--- Extracted records Enclosed Below ---

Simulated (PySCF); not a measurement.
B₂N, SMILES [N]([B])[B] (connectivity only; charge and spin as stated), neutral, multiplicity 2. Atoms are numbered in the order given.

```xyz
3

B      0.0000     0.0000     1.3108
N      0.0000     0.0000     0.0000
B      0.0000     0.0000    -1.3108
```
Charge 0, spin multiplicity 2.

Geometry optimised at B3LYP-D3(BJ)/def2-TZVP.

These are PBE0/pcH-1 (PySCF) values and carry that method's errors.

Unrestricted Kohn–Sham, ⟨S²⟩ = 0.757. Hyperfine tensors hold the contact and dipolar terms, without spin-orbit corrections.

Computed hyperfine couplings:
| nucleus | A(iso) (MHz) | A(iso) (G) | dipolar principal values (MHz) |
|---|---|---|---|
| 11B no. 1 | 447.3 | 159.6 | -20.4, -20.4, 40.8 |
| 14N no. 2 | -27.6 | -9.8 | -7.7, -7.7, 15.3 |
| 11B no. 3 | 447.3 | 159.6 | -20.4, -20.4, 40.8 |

--- End of Enclosed Extracted records ---

Copy the records above exactly, from the first line through the line containing "-7.7, 15.3 |", and include nothing else.

**Task solution:**
Simulated (PySCF); not a measurement.
B₂N, SMILES [N]([B])[B] (connectivity only; charge and spin as stated), neutral, multiplicity 2. Atoms are numbered in the order given.

```xyz
3

B      0.0000     0.0000     1.3108
N      0.0000     0.0000     0.0000
B      0.0000     0.0000    -1.3108
```
Charge 0, spin multiplicity 2.

Geometry optimised at B3LYP-D3(BJ)/def2-TZVP.

These are PBE0/pcH-1 (PySCF) values and carry that method's errors.

Unrestricted Kohn–Sham, ⟨S²⟩ = 0.757. Hyperfine tensors hold the contact and dipolar terms, without spin-orbit corrections.

Computed hyperfine couplings:
| nucleus | A(iso) (MHz) | A(iso) (G) | dipolar principal values (MHz) |
|---|---|---|---|
| 11B no. 1 | 447.3 | 159.6 | -20.4, -20.4, 40.8 |
| 14N no. 2 | -27.6 | -9.8 | -7.7, -7.7, 15.3 |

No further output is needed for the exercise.